WORK TASK: In the listing below, locate the line containing "Most raw output is cut from this account." and the line containing "## (2) The clean slab". Output both of them and every line between, exactly as written, and nothing more.

RECORDS SHOWN:
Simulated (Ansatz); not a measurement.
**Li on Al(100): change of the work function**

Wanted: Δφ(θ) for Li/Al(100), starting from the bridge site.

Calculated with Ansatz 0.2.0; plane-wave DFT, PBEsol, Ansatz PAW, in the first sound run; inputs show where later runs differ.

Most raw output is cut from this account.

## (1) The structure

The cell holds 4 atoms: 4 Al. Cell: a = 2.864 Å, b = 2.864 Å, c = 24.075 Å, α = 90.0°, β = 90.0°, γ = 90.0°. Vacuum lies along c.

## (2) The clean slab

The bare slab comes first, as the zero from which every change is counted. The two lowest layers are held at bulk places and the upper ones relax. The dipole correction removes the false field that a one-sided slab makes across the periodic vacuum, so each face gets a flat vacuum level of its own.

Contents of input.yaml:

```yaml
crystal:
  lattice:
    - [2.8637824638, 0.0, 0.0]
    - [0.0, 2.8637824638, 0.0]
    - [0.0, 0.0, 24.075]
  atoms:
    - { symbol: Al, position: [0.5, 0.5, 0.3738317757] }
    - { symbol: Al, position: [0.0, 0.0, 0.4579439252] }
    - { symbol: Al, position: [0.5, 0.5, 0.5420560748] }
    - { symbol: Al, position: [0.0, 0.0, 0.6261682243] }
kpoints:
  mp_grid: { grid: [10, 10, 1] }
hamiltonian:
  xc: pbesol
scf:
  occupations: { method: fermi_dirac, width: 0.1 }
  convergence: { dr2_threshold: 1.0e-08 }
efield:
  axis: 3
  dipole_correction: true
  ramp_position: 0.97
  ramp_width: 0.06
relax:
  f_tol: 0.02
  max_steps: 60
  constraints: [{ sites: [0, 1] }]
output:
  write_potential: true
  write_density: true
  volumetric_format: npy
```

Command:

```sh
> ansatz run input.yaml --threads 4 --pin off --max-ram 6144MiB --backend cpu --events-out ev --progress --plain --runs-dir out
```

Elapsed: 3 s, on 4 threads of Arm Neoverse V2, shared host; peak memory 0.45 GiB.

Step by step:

RESULT:
Most raw output is cut from this account.

## (1) The structure

The cell holds 4 atoms: 4 Al. Cell: a = 2.864 Å, b = 2.864 Å, c = 24.075 Å, α = 90.0°, β = 90.0°, γ = 90.0°. Vacuum lies along c.

## (2) The clean slab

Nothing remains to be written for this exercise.